Your answer should be an exact copy of the lines from the start of the entries to the line containing "ionic strength: 0.262 mol/kgw", both included.

── STORED DATA ──

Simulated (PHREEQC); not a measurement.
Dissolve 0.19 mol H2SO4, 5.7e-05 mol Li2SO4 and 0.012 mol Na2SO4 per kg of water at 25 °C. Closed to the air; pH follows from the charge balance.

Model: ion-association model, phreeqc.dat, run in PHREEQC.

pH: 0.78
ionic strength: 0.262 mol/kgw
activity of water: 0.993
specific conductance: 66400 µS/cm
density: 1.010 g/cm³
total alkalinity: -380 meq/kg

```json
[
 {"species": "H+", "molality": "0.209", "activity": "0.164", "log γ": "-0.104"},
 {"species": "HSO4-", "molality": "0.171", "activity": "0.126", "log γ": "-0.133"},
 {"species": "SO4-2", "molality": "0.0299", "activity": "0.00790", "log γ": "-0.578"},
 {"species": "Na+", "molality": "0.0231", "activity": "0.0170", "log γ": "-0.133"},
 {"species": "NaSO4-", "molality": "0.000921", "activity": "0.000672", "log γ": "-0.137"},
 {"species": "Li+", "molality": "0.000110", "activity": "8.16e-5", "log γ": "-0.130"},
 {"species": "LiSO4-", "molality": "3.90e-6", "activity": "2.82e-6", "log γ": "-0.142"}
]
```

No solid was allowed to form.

───

→ RESPONSE:
Simulated (PHREEQC); not a measurement.
Dissolve 0.19 mol H2SO4, 5.7e-05 mol Li2SO4 and 0.012 mol Na2SO4 per kg of water at 25 °C. Closed to the air; pH follows from the charge balance.

Model: ion-association model, phreeqc.dat, run in PHREEQC.

pH: 0.78
ionic strength: 0.262 mol/kgw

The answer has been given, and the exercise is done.